## DATASET
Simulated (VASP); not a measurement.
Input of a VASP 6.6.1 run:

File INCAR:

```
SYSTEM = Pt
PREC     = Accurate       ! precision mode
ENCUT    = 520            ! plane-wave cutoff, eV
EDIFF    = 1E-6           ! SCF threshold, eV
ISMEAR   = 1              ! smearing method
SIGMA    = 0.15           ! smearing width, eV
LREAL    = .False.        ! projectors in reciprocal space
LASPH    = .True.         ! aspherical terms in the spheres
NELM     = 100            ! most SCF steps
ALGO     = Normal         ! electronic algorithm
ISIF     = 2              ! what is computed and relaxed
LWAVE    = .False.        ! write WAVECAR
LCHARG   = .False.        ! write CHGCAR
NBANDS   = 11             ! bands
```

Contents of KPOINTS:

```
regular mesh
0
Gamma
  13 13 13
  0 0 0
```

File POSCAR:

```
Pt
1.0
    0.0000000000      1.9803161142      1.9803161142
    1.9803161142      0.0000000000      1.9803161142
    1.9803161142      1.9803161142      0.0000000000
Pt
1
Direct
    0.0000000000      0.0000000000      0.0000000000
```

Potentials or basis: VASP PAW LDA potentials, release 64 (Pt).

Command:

## EXERCISE
Reproduce the listing above verbatim.

## YOUR SOLUTION
Simulated (VASP); not a measurement.
Input of a VASP 6.6.1 run:

File INCAR:

```
SYSTEM = Pt
PREC     = Accurate       ! precision mode
ENCUT    = 520            ! plane-wave cutoff, eV
EDIFF    = 1E-6           ! SCF threshold, eV
ISMEAR   = 1              ! smearing method
SIGMA    = 0.15           ! smearing width, eV
LREAL    = .False.        ! projectors in reciprocal space
LASPH    = .True.         ! aspherical terms in the spheres
NELM     = 100            ! most SCF steps
ALGO     = Normal         ! electronic algorithm
ISIF     = 2              ! what is computed and relaxed
LWAVE    = .False.        ! write WAVECAR
LCHARG   = .False.        ! write CHGCAR
NBANDS   = 11             ! bands
```

Contents of KPOINTS:

```
regular mesh
0
Gamma
  13 13 13
  0 0 0
```

File POSCAR:

```
Pt
1.0
    0.0000000000      1.9803161142      1.9803161142
    1.9803161142      0.0000000000      1.9803161142
    1.9803161142      1.9803161142      0.0000000000
Pt
1
Direct
    0.0000000000      0.0000000000      0.0000000000
```

Potentials or basis: VASP PAW LDA potentials, release 64 (Pt).

Command:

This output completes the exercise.